================

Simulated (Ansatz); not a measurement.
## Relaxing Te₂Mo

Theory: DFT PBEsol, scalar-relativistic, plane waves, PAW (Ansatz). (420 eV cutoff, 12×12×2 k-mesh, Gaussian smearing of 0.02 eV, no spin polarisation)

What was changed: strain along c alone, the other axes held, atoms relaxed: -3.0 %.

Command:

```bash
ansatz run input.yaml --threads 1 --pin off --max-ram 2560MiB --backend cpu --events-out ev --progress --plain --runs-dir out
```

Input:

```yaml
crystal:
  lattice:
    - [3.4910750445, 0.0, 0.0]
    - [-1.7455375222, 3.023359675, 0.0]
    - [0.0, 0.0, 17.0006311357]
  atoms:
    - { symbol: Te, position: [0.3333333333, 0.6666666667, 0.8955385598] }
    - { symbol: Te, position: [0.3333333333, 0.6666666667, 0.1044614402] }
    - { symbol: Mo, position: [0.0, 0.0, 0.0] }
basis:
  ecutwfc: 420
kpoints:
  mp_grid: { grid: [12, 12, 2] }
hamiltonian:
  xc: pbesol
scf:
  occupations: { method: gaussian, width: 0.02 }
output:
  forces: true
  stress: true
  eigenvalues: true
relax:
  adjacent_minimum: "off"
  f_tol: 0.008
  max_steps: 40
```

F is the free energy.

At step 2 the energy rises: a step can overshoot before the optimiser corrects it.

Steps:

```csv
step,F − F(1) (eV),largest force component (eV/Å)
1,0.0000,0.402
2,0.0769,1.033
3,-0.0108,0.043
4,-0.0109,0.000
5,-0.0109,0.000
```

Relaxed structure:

================

WORK ITEM:
Nothing but the lines from the beginning of the records through the line with "Theory: DFT PBEsol, scalar-relativistic, plane" should appear, each printed exactly.

EXERCISE SOLUTION:
Simulated (Ansatz); not a measurement.
## Relaxing Te₂Mo

Theory: DFT PBEsol, scalar-relativistic, plane waves, PAW (Ansatz). (420 eV cutoff, 12×12×2 k-mesh, Gaussian smearing of 0.02 eV, no spin polarisation)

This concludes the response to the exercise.